**WORK TASK**
Copy all the lines below without altering anything.

**INFORMATION**
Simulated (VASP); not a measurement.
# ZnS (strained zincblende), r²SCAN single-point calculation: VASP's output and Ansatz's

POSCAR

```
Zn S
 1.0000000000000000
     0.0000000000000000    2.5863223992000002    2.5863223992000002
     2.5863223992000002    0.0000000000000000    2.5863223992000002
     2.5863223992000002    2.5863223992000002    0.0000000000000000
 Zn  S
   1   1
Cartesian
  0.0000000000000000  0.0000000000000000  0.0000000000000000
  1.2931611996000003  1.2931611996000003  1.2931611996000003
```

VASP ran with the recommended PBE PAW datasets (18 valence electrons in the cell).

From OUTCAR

**RESPONSE AREA**
Simulated (VASP); not a measurement.
# ZnS (strained zincblende), r²SCAN single-point calculation: VASP's output and Ansatz's

POSCAR

```
Zn S
 1.0000000000000000
     0.0000000000000000    2.5863223992000002    2.5863223992000002
     2.5863223992000002    0.0000000000000000    2.5863223992000002
     2.5863223992000002    2.5863223992000002    0.0000000000000000
 Zn  S
   1   1
Cartesian
  0.0000000000000000  0.0000000000000000  0.0000000000000000
  1.2931611996000003  1.2931611996000003  1.2931611996000003
```

VASP ran with the recommended PBE PAW datasets (18 valence electrons in the cell).

From OUTCAR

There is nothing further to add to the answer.